● **Assignment**
Only one stretch of the records below is wanted: the lines from the one holding "B. SMILES [SiH2]1C(C#C)=CC(F)=C1" through the one holding "F. SMILES C#C/C=C(/C#C)[SiH2]F". Return it exactly, both ends included.

● **Given data**
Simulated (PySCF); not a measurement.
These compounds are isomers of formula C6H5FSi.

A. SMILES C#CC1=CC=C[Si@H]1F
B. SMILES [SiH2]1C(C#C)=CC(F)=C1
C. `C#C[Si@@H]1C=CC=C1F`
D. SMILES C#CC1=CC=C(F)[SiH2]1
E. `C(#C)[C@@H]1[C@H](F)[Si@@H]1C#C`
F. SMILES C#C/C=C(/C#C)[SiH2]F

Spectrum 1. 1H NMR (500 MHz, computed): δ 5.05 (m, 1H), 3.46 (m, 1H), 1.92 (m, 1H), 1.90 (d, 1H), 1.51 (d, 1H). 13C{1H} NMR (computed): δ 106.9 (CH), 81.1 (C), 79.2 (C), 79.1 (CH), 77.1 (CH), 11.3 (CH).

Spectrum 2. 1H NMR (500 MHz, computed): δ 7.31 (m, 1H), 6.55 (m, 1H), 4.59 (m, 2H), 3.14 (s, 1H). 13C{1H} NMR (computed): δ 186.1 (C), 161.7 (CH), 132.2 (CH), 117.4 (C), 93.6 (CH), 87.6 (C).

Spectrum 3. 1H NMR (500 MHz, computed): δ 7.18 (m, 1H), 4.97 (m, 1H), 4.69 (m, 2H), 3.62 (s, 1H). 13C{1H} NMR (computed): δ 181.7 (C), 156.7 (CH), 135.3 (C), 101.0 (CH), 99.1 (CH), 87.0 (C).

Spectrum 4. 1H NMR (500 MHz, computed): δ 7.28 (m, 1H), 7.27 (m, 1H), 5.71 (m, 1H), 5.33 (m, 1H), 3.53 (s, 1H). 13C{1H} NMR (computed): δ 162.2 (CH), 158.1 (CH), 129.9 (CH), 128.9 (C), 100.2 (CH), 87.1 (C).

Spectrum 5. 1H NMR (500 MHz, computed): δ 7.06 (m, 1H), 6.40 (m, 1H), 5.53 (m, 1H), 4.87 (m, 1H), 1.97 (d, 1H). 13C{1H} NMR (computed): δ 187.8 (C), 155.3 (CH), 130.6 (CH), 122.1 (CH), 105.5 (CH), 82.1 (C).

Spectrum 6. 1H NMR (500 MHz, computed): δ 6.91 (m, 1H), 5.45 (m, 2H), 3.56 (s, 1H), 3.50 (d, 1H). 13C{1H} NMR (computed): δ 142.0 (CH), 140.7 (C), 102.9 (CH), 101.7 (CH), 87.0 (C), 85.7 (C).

● **Written response**
B. SMILES [SiH2]1C(C#C)=CC(F)=C1
C. `C#C[Si@@H]1C=CC=C1F`
D. SMILES C#CC1=CC=C(F)[SiH2]1
E. `C(#C)[C@@H]1[C@H](F)[Si@@H]1C#C`
F. SMILES C#C/C=C(/C#C)[SiH2]F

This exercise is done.